> _Activity_
Copy every line of the listing exactly.

--- Supplied information Enclosed Below ---

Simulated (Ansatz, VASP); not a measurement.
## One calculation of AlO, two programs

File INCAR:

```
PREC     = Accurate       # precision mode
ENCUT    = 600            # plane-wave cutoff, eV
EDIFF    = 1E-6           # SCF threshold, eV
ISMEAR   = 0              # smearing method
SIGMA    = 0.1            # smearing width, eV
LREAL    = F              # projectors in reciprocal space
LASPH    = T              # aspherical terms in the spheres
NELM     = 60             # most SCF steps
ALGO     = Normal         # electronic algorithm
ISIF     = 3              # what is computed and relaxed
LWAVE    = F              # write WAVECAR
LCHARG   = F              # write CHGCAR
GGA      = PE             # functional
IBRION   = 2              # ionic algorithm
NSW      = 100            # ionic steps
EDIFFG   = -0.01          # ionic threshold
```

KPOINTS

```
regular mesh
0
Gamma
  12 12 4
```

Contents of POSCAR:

--- End of Enclosed Supplied information ---

> _Exercise solution_
Simulated (Ansatz, VASP); not a measurement.
## One calculation of AlO, two programs

File INCAR:

```
PREC     = Accurate       # precision mode
ENCUT    = 600            # plane-wave cutoff, eV
EDIFF    = 1E-6           # SCF threshold, eV
ISMEAR   = 0              # smearing method
SIGMA    = 0.1            # smearing width, eV
LREAL    = F              # projectors in reciprocal space
LASPH    = T              # aspherical terms in the spheres
NELM     = 60             # most SCF steps
ALGO     = Normal         # electronic algorithm
ISIF     = 3              # what is computed and relaxed
LWAVE    = F              # write WAVECAR
LCHARG   = F              # write CHGCAR
GGA      = PE             # functional
IBRION   = 2              # ionic algorithm
NSW      = 100            # ionic steps
EDIFFG   = -0.01          # ionic threshold
```

KPOINTS

```
regular mesh
0
Gamma
  12 12 4
```

Contents of POSCAR:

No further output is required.